########################################

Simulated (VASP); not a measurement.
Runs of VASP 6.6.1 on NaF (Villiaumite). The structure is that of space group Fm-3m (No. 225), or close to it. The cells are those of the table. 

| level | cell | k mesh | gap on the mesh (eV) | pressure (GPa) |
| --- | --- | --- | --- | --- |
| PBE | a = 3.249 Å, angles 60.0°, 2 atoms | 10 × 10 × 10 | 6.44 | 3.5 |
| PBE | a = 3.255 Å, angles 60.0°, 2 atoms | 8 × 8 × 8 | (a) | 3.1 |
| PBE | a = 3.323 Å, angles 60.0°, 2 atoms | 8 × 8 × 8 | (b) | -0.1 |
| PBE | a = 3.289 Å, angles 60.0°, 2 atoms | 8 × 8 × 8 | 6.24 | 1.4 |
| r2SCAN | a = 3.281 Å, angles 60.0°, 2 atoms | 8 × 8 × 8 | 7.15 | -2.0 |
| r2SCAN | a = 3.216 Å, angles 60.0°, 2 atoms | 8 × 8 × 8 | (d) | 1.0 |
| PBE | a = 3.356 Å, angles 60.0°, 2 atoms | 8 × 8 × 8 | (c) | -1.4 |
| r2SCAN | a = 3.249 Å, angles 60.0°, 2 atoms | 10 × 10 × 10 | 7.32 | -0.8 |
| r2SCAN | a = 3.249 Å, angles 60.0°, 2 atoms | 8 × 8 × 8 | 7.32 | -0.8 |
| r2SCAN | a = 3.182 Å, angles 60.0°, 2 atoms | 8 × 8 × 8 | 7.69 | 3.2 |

########################################

▶ [Work order]:
Restate the full data above, keeping each word intact.

▶ [Response area]:
Simulated (VASP); not a measurement.
Runs of VASP 6.6.1 on NaF (Villiaumite). The structure is that of space group Fm-3m (No. 225), or close to it. The cells are those of the table. 

| level | cell | k mesh | gap on the mesh (eV) | pressure (GPa) |
| --- | --- | --- | --- | --- |
| PBE | a = 3.249 Å, angles 60.0°, 2 atoms | 10 × 10 × 10 | 6.44 | 3.5 |
| PBE | a = 3.255 Å, angles 60.0°, 2 atoms | 8 × 8 × 8 | (a) | 3.1 |
| PBE | a = 3.323 Å, angles 60.0°, 2 atoms | 8 × 8 × 8 | (b) | -0.1 |
| PBE | a = 3.289 Å, angles 60.0°, 2 atoms | 8 × 8 × 8 | 6.24 | 1.4 |
| r2SCAN | a = 3.281 Å, angles 60.0°, 2 atoms | 8 × 8 × 8 | 7.15 | -2.0 |
| r2SCAN | a = 3.216 Å, angles 60.0°, 2 atoms | 8 × 8 × 8 | (d) | 1.0 |
| PBE | a = 3.356 Å, angles 60.0°, 2 atoms | 8 × 8 × 8 | (c) | -1.4 |
| r2SCAN | a = 3.249 Å, angles 60.0°, 2 atoms | 10 × 10 × 10 | 7.32 | -0.8 |
| r2SCAN | a = 3.249 Å, angles 60.0°, 2 atoms | 8 × 8 × 8 | 7.32 | -0.8 |
| r2SCAN | a = 3.182 Å, angles 60.0°, 2 atoms | 8 × 8 × 8 | 7.69 | 3.2 |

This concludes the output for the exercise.